• INFORMATION SHOWN:
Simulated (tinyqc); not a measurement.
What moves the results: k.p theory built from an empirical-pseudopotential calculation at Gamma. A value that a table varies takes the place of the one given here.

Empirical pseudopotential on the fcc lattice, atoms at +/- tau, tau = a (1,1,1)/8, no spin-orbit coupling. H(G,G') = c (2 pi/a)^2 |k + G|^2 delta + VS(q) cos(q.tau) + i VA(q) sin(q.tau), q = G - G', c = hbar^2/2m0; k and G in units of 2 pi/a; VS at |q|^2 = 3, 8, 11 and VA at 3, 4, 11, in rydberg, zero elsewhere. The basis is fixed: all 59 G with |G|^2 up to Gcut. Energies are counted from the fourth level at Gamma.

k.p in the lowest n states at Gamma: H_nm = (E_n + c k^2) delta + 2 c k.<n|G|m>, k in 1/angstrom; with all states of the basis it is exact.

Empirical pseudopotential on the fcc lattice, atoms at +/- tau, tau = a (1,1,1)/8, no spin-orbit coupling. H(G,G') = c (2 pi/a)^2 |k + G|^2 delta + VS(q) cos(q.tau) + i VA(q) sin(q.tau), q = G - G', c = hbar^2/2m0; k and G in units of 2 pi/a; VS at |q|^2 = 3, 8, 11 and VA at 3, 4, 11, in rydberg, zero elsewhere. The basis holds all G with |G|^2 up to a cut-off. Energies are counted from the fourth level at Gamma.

• BRIEF: Copy the whole listing once more, exactly.

• ANSWER SECTION:
Simulated (tinyqc); not a measurement.
What moves the results: k.p theory built from an empirical-pseudopotential calculation at Gamma. A value that a table varies takes the place of the one given here.

Empirical pseudopotential on the fcc lattice, atoms at +/- tau, tau = a (1,1,1)/8, no spin-orbit coupling. H(G,G') = c (2 pi/a)^2 |k + G|^2 delta + VS(q) cos(q.tau) + i VA(q) sin(q.tau), q = G - G', c = hbar^2/2m0; k and G in units of 2 pi/a; VS at |q|^2 = 3, 8, 11 and VA at 3, 4, 11, in rydberg, zero elsewhere. The basis is fixed: all 59 G with |G|^2 up to Gcut. Energies are counted from the fourth level at Gamma.

k.p in the lowest n states at Gamma: H_nm = (E_n + c k^2) delta + 2 c k.<n|G|m>, k in 1/angstrom; with all states of the basis it is exact.

Empirical pseudopotential on the fcc lattice, atoms at +/- tau, tau = a (1,1,1)/8, no spin-orbit coupling. H(G,G') = c (2 pi/a)^2 |k + G|^2 delta + VS(q) cos(q.tau) + i VA(q) sin(q.tau), q = G - G', c = hbar^2/2m0; k and G in units of 2 pi/a; VS at |q|^2 = 3, 8, 11 and VA at 3, 4, 11, in rydberg, zero elsewhere. The basis holds all G with |G|^2 up to a cut-off. Energies are counted from the fourth level at Gamma.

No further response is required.